____ Stored data

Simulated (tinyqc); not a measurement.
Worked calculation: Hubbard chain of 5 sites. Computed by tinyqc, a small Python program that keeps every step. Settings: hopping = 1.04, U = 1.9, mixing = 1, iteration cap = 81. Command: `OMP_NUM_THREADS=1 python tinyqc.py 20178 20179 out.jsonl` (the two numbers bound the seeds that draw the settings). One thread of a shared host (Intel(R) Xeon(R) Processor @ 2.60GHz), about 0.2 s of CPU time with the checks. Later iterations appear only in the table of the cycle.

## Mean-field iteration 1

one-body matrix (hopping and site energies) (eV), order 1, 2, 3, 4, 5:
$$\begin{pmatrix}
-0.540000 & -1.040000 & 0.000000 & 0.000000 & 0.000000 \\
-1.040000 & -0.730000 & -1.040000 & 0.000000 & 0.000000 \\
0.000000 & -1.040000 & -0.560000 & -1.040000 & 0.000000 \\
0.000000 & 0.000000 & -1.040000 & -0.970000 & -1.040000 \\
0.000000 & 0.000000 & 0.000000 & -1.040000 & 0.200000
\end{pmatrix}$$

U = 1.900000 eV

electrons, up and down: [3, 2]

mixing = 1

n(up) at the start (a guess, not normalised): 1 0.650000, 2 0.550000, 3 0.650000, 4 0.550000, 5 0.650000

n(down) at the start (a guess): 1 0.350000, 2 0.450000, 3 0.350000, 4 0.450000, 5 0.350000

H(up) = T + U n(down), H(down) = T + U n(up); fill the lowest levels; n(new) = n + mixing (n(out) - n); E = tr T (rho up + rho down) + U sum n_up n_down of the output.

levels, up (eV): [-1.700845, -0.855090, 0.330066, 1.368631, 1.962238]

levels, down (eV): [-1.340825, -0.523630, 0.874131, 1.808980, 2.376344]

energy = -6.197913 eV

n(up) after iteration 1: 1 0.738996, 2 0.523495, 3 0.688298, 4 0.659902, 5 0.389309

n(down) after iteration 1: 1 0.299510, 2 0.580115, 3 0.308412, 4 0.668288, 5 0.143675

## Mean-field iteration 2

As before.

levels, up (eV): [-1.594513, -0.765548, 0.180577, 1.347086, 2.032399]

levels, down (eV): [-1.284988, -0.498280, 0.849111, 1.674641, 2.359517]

________

▸ Work item
All lines from the top of the data through the line containing "n(up) at the" need to be retyped exactly, and nothing more.

▸ Answer box
Simulated (tinyqc); not a measurement.
Worked calculation: Hubbard chain of 5 sites. Computed by tinyqc, a small Python program that keeps every step. Settings: hopping = 1.04, U = 1.9, mixing = 1, iteration cap = 81. Command: `OMP_NUM_THREADS=1 python tinyqc.py 20178 20179 out.jsonl` (the two numbers bound the seeds that draw the settings). One thread of a shared host (Intel(R) Xeon(R) Processor @ 2.60GHz), about 0.2 s of CPU time with the checks. Later iterations appear only in the table of the cycle.

## Mean-field iteration 1

one-body matrix (hopping and site energies) (eV), order 1, 2, 3, 4, 5:
$$\begin{pmatrix}
-0.540000 & -1.040000 & 0.000000 & 0.000000 & 0.000000 \\
-1.040000 & -0.730000 & -1.040000 & 0.000000 & 0.000000 \\
0.000000 & -1.040000 & -0.560000 & -1.040000 & 0.000000 \\
0.000000 & 0.000000 & -1.040000 & -0.970000 & -1.040000 \\
0.000000 & 0.000000 & 0.000000 & -1.040000 & 0.200000
\end{pmatrix}$$

U = 1.900000 eV

electrons, up and down: [3, 2]

mixing = 1

n(up) at the start (a guess, not normalised): 1 0.650000, 2 0.550000, 3 0.650000, 4 0.550000, 5 0.650000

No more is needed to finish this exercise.